▸ WORK ORDER: Print, from the listing below, the lines starting at the line containing "Aim: predict the" and ending at the line containing "21 atoms, charge", exactly as they stand, and print nothing else.

****************************************
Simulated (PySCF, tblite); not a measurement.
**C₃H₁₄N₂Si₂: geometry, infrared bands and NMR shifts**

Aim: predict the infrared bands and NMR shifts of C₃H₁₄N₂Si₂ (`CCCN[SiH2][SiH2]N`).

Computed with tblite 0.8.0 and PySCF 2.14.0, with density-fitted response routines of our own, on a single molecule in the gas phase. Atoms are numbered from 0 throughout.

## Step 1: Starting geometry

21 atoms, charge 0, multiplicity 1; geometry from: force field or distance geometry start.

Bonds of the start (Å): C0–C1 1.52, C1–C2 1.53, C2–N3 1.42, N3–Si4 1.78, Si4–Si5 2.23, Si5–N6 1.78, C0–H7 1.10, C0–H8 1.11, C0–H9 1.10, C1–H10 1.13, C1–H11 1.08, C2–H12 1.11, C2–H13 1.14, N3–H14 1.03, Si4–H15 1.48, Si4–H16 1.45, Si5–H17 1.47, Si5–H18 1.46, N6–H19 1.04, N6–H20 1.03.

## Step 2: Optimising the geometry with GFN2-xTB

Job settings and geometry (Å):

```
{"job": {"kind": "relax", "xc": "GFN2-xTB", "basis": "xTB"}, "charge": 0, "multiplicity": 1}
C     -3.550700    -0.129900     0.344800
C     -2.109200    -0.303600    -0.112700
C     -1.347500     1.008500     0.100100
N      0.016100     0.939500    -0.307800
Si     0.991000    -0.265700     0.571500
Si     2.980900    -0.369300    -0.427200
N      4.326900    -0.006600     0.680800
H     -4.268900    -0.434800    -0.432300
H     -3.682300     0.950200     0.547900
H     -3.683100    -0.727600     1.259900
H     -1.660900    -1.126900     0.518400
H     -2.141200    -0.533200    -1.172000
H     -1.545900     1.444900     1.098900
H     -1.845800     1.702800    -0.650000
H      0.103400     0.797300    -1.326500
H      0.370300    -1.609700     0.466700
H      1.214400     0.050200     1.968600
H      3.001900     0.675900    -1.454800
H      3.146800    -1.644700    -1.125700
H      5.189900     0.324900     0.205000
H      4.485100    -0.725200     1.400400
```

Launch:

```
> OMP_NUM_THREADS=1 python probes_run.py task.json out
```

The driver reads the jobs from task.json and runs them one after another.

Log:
****************************************

▸ WRITTEN RESPONSE:
Aim: predict the infrared bands and NMR shifts of C₃H₁₄N₂Si₂ (`CCCN[SiH2][SiH2]N`).

Computed with tblite 0.8.0 and PySCF 2.14.0, with density-fitted response routines of our own, on a single molecule in the gas phase. Atoms are numbered from 0 throughout.

## Step 1: Starting geometry

21 atoms, charge 0, multiplicity 1; geometry from: force field or distance geometry start.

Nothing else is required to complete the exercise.